**Task item:** The answer should contain each record below, repeated exactly.

Information given Start Marker

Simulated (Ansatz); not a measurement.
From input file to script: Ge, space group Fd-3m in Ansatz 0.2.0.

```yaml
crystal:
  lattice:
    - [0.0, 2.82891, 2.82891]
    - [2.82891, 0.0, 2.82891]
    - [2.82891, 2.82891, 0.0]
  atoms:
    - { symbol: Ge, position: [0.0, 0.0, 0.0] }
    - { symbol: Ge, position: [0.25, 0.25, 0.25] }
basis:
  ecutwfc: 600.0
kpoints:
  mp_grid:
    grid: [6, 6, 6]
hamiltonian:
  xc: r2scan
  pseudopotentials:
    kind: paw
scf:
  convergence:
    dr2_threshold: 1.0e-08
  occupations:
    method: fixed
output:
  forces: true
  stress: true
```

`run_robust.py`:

Information given End Marker

**Exercise result:**
Simulated (Ansatz); not a measurement.
From input file to script: Ge, space group Fd-3m in Ansatz 0.2.0.

```yaml
crystal:
  lattice:
    - [0.0, 2.82891, 2.82891]
    - [2.82891, 0.0, 2.82891]
    - [2.82891, 2.82891, 0.0]
  atoms:
    - { symbol: Ge, position: [0.0, 0.0, 0.0] }
    - { symbol: Ge, position: [0.25, 0.25, 0.25] }
basis:
  ecutwfc: 600.0
kpoints:
  mp_grid:
    grid: [6, 6, 6]
hamiltonian:
  xc: r2scan
  pseudopotentials:
    kind: paw
scf:
  convergence:
    dr2_threshold: 1.0e-08
  occupations:
    method: fixed
output:
  forces: true
  stress: true
```

`run_robust.py`:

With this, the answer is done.